***** SUPPLIED MATERIAL *****
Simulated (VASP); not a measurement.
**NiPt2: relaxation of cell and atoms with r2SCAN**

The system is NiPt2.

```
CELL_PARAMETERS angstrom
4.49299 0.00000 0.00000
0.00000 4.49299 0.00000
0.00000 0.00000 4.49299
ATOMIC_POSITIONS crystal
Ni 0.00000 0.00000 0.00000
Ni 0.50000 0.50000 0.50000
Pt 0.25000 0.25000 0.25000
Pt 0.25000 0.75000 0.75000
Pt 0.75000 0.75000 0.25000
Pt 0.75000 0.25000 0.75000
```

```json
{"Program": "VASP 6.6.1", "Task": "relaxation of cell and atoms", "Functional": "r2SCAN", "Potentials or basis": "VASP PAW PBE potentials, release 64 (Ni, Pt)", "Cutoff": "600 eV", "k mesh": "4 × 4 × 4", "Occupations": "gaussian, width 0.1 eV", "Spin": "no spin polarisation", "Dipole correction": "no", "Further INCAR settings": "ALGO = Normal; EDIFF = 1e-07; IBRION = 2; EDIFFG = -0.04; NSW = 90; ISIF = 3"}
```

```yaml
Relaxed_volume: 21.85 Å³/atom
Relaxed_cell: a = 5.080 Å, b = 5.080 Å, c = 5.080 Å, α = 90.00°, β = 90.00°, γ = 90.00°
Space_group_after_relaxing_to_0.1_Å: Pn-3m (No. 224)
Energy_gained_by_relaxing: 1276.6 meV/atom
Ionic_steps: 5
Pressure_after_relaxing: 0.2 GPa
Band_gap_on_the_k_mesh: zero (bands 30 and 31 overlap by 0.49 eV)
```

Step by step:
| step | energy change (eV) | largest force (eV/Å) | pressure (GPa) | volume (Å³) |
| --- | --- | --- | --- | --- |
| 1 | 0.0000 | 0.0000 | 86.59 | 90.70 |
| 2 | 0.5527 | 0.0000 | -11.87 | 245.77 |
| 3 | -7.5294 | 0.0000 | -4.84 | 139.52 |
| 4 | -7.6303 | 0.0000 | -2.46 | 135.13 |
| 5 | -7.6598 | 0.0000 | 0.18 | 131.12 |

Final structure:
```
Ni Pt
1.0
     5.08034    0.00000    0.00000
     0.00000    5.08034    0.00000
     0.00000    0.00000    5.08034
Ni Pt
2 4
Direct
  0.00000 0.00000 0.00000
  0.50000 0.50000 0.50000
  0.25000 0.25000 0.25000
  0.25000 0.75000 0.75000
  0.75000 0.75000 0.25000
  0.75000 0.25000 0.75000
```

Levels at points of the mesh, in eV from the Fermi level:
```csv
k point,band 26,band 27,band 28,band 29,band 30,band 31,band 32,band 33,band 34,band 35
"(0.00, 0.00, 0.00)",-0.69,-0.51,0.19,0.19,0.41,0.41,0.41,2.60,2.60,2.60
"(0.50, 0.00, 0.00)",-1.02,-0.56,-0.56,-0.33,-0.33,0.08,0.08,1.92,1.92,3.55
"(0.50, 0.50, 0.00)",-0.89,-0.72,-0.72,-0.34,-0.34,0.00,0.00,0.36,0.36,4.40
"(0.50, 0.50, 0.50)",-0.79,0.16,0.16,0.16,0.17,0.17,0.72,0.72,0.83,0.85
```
*****

ASSIGNED TASK — Starting at the first line of the listing, retype every line up to and including the one with "-11.87 | 245.77 |".

EXERCISE OUTPUT —
Simulated (VASP); not a measurement.
**NiPt2: relaxation of cell and atoms with r2SCAN**

The system is NiPt2.

```
CELL_PARAMETERS angstrom
4.49299 0.00000 0.00000
0.00000 4.49299 0.00000
0.00000 0.00000 4.49299
ATOMIC_POSITIONS crystal
Ni 0.00000 0.00000 0.00000
Ni 0.50000 0.50000 0.50000
Pt 0.25000 0.25000 0.25000
Pt 0.25000 0.75000 0.75000
Pt 0.75000 0.75000 0.25000
Pt 0.75000 0.25000 0.75000
```

```json
{"Program": "VASP 6.6.1", "Task": "relaxation of cell and atoms", "Functional": "r2SCAN", "Potentials or basis": "VASP PAW PBE potentials, release 64 (Ni, Pt)", "Cutoff": "600 eV", "k mesh": "4 × 4 × 4", "Occupations": "gaussian, width 0.1 eV", "Spin": "no spin polarisation", "Dipole correction": "no", "Further INCAR settings": "ALGO = Normal; EDIFF = 1e-07; IBRION = 2; EDIFFG = -0.04; NSW = 90; ISIF = 3"}
```

```yaml
Relaxed_volume: 21.85 Å³/atom
Relaxed_cell: a = 5.080 Å, b = 5.080 Å, c = 5.080 Å, α = 90.00°, β = 90.00°, γ = 90.00°
Space_group_after_relaxing_to_0.1_Å: Pn-3m (No. 224)
Energy_gained_by_relaxing: 1276.6 meV/atom
Ionic_steps: 5
Pressure_after_relaxing: 0.2 GPa
Band_gap_on_the_k_mesh: zero (bands 30 and 31 overlap by 0.49 eV)
```

Step by step:
| step | energy change (eV) | largest force (eV/Å) | pressure (GPa) | volume (Å³) |
| --- | --- | --- | --- | --- |
| 1 | 0.0000 | 0.0000 | 86.59 | 90.70 |
| 2 | 0.5527 | 0.0000 | -11.87 | 245.77 |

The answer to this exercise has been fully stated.